• **Data for review**
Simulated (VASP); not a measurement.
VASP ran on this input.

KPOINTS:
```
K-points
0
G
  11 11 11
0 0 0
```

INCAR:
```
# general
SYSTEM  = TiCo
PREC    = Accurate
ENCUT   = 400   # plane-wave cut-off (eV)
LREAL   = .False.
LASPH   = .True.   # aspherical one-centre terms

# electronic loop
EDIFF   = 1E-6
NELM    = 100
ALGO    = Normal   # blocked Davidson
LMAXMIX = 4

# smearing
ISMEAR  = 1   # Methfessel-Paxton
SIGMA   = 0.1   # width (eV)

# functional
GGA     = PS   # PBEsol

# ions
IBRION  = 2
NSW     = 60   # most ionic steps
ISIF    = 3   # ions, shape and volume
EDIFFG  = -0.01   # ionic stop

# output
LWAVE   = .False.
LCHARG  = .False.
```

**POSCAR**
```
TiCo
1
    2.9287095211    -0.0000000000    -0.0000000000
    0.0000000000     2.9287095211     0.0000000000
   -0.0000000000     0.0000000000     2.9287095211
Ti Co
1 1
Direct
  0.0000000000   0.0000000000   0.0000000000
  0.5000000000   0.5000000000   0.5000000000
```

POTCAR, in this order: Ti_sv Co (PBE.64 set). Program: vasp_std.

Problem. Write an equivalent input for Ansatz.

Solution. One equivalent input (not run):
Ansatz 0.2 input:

• **Action item**
Using the records above, output exactly the lines from the first through the line that contains "Solution. One equivalent", with both of those included.

• **Answer space**
Simulated (VASP); not a measurement.
VASP ran on this input.

KPOINTS:
```
K-points
0
G
  11 11 11
0 0 0
```

INCAR:
```
# general
SYSTEM  = TiCo
PREC    = Accurate
ENCUT   = 400   # plane-wave cut-off (eV)
LREAL   = .False.
LASPH   = .True.   # aspherical one-centre terms

# electronic loop
EDIFF   = 1E-6
NELM    = 100
ALGO    = Normal   # blocked Davidson
LMAXMIX = 4

# smearing
ISMEAR  = 1   # Methfessel-Paxton
SIGMA   = 0.1   # width (eV)

# functional
GGA     = PS   # PBEsol

# ions
IBRION  = 2
NSW     = 60   # most ionic steps
ISIF    = 3   # ions, shape and volume
EDIFFG  = -0.01   # ionic stop

# output
LWAVE   = .False.
LCHARG  = .False.
```

**POSCAR**
```
TiCo
1
    2.9287095211    -0.0000000000    -0.0000000000
    0.0000000000     2.9287095211     0.0000000000
   -0.0000000000     0.0000000000     2.9287095211
Ti Co
1 1
Direct
  0.0000000000   0.0000000000   0.0000000000
  0.5000000000   0.5000000000   0.5000000000
```

POTCAR, in this order: Ti_sv Co (PBE.64 set). Program: vasp_std.

Problem. Write an equivalent input for Ansatz.

Solution. One equivalent input (not run):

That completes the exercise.